========================================

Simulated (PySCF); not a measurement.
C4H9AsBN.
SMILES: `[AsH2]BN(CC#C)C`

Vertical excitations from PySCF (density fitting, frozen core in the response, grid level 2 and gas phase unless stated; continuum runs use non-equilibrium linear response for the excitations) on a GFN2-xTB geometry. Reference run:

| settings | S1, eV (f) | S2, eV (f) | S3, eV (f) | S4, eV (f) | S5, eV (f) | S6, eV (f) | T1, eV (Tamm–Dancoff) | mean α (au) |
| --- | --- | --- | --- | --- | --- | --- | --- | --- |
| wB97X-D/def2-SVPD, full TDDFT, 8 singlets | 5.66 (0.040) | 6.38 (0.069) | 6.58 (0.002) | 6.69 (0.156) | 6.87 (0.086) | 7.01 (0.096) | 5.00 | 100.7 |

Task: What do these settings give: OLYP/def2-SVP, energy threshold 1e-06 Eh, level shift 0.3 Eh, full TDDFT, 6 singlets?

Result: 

========================================

Please set down again, word for word, only the lines from the start of the entries through the line with "Task: What do", both ends included.

Simulated (PySCF); not a measurement.
C4H9AsBN.
SMILES: `[AsH2]BN(CC#C)C`

Vertical excitations from PySCF (density fitting, frozen core in the response, grid level 2 and gas phase unless stated; continuum runs use non-equilibrium linear response for the excitations) on a GFN2-xTB geometry. Reference run:

| settings | S1, eV (f) | S2, eV (f) | S3, eV (f) | S4, eV (f) | S5, eV (f) | S6, eV (f) | T1, eV (Tamm–Dancoff) | mean α (au) |
| --- | --- | --- | --- | --- | --- | --- | --- | --- |
| wB97X-D/def2-SVPD, full TDDFT, 8 singlets | 5.66 (0.040) | 6.38 (0.069) | 6.58 (0.002) | 6.69 (0.156) | 6.87 (0.086) | 7.01 (0.096) | 5.00 | 100.7 |

Task: What do these settings give: OLYP/def2-SVP, energy threshold 1e-06 Eh, level shift 0.3 Eh, full TDDFT, 6 singlets?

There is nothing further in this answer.